★ ★ ★
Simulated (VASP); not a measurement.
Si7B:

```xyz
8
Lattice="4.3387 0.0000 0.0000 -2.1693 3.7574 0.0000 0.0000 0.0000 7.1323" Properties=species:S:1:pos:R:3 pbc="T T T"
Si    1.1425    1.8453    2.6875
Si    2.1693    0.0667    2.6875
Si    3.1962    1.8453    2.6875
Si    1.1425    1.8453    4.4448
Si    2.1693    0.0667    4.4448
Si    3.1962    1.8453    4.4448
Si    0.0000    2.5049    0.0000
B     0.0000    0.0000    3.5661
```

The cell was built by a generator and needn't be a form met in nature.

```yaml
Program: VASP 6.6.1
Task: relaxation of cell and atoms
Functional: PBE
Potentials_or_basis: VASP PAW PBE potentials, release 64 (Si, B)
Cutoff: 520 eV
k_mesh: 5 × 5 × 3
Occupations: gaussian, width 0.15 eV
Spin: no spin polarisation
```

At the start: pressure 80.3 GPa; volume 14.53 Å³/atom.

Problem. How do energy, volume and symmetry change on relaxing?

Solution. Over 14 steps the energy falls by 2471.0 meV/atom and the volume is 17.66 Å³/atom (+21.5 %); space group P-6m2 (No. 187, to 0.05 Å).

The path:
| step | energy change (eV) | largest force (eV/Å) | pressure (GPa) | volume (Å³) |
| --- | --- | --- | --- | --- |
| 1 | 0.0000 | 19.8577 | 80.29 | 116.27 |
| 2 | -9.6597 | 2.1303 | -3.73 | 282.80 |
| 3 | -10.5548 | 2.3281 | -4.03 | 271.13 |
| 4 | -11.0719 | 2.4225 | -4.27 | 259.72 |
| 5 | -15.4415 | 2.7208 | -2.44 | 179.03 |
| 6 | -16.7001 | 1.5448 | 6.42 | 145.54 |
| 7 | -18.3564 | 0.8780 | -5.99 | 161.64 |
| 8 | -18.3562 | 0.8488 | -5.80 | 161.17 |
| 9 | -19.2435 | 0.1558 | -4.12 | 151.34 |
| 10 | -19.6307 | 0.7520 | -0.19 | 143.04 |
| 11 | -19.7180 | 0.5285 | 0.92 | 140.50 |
★ ★ ★

**REQUIREMENT:** Output, from the data above, the lines from the line with "volume (Å³) |" to the line with "-2.44 | 179.03 |" exactly as they stand, both ends included and nothing else.

**TASK SOLUTION:**
| step | energy change (eV) | largest force (eV/Å) | pressure (GPa) | volume (Å³) |
| --- | --- | --- | --- | --- |
| 1 | 0.0000 | 19.8577 | 80.29 | 116.27 |
| 2 | -9.6597 | 2.1303 | -3.73 | 282.80 |
| 3 | -10.5548 | 2.3281 | -4.03 | 271.13 |
| 4 | -11.0719 | 2.4225 | -4.27 | 259.72 |
| 5 | -15.4415 | 2.7208 | -2.44 | 179.03 |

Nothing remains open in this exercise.